▶ _Information given_:
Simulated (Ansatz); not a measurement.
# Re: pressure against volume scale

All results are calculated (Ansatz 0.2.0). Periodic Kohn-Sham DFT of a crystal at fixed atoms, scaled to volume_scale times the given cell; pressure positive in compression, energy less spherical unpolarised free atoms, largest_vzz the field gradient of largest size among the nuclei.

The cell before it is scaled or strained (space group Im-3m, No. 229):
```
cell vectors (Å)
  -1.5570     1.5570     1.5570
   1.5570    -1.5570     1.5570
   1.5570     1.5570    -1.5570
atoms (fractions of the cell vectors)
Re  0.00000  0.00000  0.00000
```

▶ _Brief_:
All entries should be given again precisely as they appear above.

▶ _Result_:
Simulated (Ansatz); not a measurement.
# Re: pressure against volume scale

All results are calculated (Ansatz 0.2.0). Periodic Kohn-Sham DFT of a crystal at fixed atoms, scaled to volume_scale times the given cell; pressure positive in compression, energy less spherical unpolarised free atoms, largest_vzz the field gradient of largest size among the nuclei.

The cell before it is scaled or strained (space group Im-3m, No. 229):
```
cell vectors (Å)
  -1.5570     1.5570     1.5570
   1.5570    -1.5570     1.5570
   1.5570     1.5570    -1.5570
atoms (fractions of the cell vectors)
Re  0.00000  0.00000  0.00000
```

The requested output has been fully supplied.